##### Recorded data #####

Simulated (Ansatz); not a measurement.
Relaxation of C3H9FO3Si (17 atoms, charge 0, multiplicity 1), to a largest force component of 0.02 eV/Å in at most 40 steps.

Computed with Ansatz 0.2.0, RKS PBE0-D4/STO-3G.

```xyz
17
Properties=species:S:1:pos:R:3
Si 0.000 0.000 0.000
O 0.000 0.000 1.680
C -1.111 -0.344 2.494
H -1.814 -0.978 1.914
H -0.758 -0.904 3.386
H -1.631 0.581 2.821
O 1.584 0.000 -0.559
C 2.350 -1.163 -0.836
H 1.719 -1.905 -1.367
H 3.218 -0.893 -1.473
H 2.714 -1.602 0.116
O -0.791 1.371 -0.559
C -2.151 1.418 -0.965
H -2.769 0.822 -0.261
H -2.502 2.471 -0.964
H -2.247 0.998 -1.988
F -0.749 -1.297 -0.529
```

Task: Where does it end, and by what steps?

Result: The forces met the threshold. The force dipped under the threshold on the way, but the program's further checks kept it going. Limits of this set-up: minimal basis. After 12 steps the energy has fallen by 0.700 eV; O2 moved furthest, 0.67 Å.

#####

Task item> The task calls for every line of the material to be reproduced precisely.

Exercise solution>
Simulated (Ansatz); not a measurement.
Relaxation of C3H9FO3Si (17 atoms, charge 0, multiplicity 1), to a largest force component of 0.02 eV/Å in at most 40 steps.

Computed with Ansatz 0.2.0, RKS PBE0-D4/STO-3G.

```xyz
17
Properties=species:S:1:pos:R:3
Si 0.000 0.000 0.000
O 0.000 0.000 1.680
C -1.111 -0.344 2.494
H -1.814 -0.978 1.914
H -0.758 -0.904 3.386
H -1.631 0.581 2.821
O 1.584 0.000 -0.559
C 2.350 -1.163 -0.836
H 1.719 -1.905 -1.367
H 3.218 -0.893 -1.473
H 2.714 -1.602 0.116
O -0.791 1.371 -0.559
C -2.151 1.418 -0.965
H -2.769 0.822 -0.261
H -2.502 2.471 -0.964
H -2.247 0.998 -1.988
F -0.749 -1.297 -0.529
```

Task: Where does it end, and by what steps?

Result: The forces met the threshold. The force dipped under the threshold on the way, but the program's further checks kept it going. Limits of this set-up: minimal basis. After 12 steps the energy has fallen by 0.700 eV; O2 moved furthest, 0.67 Å.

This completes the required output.